WORK INSTRUCTION: Copy out, unchanged, every line from the start of the records to the line that contains "Which of the two is the end point?", and stop there.

RAW DATA:
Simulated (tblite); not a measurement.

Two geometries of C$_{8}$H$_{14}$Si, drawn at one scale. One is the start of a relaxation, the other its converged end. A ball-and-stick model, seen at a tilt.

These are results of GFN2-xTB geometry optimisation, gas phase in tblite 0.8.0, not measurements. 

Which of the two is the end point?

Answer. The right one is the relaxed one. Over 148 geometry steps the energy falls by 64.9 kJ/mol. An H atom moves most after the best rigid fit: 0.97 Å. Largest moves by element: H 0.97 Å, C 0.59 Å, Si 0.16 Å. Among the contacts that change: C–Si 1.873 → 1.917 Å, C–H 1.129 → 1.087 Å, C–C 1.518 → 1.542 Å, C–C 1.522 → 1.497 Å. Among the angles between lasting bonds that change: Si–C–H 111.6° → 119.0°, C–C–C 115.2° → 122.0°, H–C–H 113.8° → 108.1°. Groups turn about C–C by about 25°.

WRITTEN SOLUTION:
Simulated (tblite); not a measurement.

Two geometries of C$_{8}$H$_{14}$Si, drawn at one scale. One is the start of a relaxation, the other its converged end. A ball-and-stick model, seen at a tilt.

These are results of GFN2-xTB geometry optimisation, gas phase in tblite 0.8.0, not measurements. 

Which of the two is the end point?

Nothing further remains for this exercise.